**Activity:** Among the lines below, copy exactly those from the one with "POTCAR, in this" through the one with "A: One equivalent", counting both ends.

**Provided records:**
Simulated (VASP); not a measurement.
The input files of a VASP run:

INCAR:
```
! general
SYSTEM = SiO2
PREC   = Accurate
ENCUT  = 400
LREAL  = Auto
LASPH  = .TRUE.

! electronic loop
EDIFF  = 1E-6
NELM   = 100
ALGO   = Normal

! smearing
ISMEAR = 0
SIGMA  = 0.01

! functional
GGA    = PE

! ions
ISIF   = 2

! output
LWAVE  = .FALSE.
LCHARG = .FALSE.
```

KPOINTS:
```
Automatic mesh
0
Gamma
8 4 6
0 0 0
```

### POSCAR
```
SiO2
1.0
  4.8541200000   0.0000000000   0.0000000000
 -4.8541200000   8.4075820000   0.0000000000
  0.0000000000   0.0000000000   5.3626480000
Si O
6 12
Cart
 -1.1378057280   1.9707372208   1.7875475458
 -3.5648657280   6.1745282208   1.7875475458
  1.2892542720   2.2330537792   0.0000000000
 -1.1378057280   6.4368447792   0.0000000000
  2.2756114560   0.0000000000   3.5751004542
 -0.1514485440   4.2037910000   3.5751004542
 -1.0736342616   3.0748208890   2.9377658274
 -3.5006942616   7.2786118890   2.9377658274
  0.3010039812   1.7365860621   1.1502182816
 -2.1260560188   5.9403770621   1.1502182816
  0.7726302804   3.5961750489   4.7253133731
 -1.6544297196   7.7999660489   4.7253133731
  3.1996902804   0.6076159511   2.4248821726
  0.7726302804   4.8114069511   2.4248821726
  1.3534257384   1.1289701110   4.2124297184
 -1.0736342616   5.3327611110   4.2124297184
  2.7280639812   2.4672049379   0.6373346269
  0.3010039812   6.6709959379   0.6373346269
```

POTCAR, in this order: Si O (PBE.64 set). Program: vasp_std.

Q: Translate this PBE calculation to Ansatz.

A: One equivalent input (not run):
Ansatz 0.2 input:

**Written answer:**
POTCAR, in this order: Si O (PBE.64 set). Program: vasp_std.

Q: Translate this PBE calculation to Ansatz.

A: One equivalent input (not run):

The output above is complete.